INFORMATION SUPPLIED ::
------------------------------------------------------------

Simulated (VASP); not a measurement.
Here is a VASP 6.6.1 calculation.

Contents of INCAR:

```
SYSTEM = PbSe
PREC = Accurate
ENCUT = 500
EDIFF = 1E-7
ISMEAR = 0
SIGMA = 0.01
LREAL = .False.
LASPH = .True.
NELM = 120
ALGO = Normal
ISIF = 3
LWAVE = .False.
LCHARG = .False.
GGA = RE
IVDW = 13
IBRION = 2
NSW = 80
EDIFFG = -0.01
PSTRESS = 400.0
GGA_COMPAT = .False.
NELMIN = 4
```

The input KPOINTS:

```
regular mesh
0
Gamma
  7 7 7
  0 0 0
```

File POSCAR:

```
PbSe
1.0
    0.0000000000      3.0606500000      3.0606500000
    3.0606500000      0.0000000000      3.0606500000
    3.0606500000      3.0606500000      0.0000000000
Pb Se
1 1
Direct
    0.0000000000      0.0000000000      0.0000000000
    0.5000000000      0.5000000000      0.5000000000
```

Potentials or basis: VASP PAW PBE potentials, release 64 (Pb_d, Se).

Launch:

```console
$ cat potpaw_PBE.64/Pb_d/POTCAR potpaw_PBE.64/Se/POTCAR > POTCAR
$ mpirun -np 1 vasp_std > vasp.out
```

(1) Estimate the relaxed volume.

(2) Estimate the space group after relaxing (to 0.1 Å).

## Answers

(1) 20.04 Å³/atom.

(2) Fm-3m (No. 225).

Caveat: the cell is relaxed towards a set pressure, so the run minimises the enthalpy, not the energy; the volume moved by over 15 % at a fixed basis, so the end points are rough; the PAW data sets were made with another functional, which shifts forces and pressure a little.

------------------------------------------------------------

BRIEF ::
Copy out, exactly and alone, the lines of the entries above between the ones holding "(2) Estimate the" and "(2) Fm-3m (No. 225).", inclusive.

TASK RESULT ::
(2) Estimate the space group after relaxing (to 0.1 Å).

## Answers

(1) 20.04 Å³/atom.

(2) Fm-3m (No. 225).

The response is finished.